__Brief__:
With nothing added or dropped, copy the data that follows exactly.

── Data for review ──

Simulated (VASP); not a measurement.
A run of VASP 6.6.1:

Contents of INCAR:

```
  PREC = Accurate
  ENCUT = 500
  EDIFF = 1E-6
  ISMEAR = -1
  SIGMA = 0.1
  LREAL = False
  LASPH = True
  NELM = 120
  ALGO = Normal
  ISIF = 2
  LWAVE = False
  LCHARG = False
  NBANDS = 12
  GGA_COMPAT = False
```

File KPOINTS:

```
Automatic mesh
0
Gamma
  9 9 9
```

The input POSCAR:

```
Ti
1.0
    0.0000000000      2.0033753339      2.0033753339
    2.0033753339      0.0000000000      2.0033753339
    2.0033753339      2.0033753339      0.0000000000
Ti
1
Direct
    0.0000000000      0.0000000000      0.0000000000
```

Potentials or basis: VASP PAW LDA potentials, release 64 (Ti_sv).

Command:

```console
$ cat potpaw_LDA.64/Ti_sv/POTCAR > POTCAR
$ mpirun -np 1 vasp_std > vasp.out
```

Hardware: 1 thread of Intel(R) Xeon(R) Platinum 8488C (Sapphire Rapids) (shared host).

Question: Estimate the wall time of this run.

───

__Exercise output__:
Simulated (VASP); not a measurement.
A run of VASP 6.6.1:

Contents of INCAR:

```
  PREC = Accurate
  ENCUT = 500
  EDIFF = 1E-6
  ISMEAR = -1
  SIGMA = 0.1
  LREAL = False
  LASPH = True
  NELM = 120
  ALGO = Normal
  ISIF = 2
  LWAVE = False
  LCHARG = False
  NBANDS = 12
  GGA_COMPAT = False
```

File KPOINTS:

```
Automatic mesh
0
Gamma
  9 9 9
```

The input POSCAR:

```
Ti
1.0
    0.0000000000      2.0033753339      2.0033753339
    2.0033753339      0.0000000000      2.0033753339
    2.0033753339      2.0033753339      0.0000000000
Ti
1
Direct
    0.0000000000      0.0000000000      0.0000000000
```

Potentials or basis: VASP PAW LDA potentials, release 64 (Ti_sv).

Command:

```console
$ cat potpaw_LDA.64/Ti_sv/POTCAR > POTCAR
$ mpirun -np 1 vasp_std > vasp.out
```

Hardware: 1 thread of Intel(R) Xeon(R) Platinum 8488C (Sapphire Rapids) (shared host).

Question: Estimate the wall time of this run.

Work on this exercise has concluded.